**Supplied entries**
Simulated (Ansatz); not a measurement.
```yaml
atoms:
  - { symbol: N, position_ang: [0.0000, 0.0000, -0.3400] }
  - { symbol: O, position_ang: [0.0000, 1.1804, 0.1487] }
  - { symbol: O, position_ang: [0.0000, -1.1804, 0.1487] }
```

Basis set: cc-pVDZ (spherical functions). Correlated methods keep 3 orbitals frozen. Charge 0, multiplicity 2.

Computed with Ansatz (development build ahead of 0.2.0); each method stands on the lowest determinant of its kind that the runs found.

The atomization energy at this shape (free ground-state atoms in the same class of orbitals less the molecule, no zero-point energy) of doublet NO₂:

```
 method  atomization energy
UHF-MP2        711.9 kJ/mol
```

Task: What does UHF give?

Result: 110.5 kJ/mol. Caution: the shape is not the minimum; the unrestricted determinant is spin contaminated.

**Brief**
Starting at the line that has "The atomization energy" and ending at the line that has "Task: What does UHF give?", please write out the lines above exactly, leaving out all others.

**Task answer**
The atomization energy at this shape (free ground-state atoms in the same class of orbitals less the molecule, no zero-point energy) of doublet NO₂:

```
 method  atomization energy
UHF-MP2        711.9 kJ/mol
```

Task: What does UHF give?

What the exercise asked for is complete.